Please set the lines down again exactly, from the top of the entries through the line that contains "Functionals against ionisation".

→ **Excerpted records**
☆ ☆ ☆ ☆ ☆ ☆ ☆
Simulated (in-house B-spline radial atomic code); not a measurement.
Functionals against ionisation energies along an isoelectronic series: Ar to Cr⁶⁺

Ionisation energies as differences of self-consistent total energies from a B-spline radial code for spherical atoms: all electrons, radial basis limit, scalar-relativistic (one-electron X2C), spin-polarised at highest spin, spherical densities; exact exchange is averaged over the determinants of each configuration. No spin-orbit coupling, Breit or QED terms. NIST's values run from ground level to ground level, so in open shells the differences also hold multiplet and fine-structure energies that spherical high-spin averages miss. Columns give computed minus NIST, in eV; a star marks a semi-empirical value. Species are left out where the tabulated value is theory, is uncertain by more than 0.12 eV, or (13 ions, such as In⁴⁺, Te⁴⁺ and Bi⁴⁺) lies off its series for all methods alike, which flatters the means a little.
☆ ☆ ☆ ☆ ☆ ☆ ☆

→ **Problem solution**
Simulated (in-house B-spline radial atomic code); not a measurement.
Functionals against ionisation energies along an isoelectronic series: Ar to Cr⁶⁺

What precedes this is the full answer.